» **Data records**
******************************

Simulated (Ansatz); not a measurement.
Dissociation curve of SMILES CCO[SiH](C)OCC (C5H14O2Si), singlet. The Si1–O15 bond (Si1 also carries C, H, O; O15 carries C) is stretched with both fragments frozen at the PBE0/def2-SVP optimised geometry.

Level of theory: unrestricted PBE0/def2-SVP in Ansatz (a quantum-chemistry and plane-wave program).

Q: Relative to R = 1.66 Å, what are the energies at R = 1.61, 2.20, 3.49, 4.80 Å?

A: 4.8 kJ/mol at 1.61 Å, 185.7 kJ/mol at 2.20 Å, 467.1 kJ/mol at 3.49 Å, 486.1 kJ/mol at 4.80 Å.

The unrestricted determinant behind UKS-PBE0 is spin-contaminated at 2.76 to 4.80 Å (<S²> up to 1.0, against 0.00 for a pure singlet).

******************************

» **Work instruction**
Reproduce the lines above, beginning at the line with "Level of theory: unrestricted" and stopping after the line with "A: 4.8 kJ/mol", exactly as they are.

» **Reply**
Level of theory: unrestricted PBE0/def2-SVP in Ansatz (a quantum-chemistry and plane-wave program).

Q: Relative to R = 1.66 Å, what are the energies at R = 1.61, 2.20, 3.49, 4.80 Å?

A: 4.8 kJ/mol at 1.61 Å, 185.7 kJ/mol at 2.20 Å, 467.1 kJ/mol at 3.49 Å, 486.1 kJ/mol at 4.80 Å.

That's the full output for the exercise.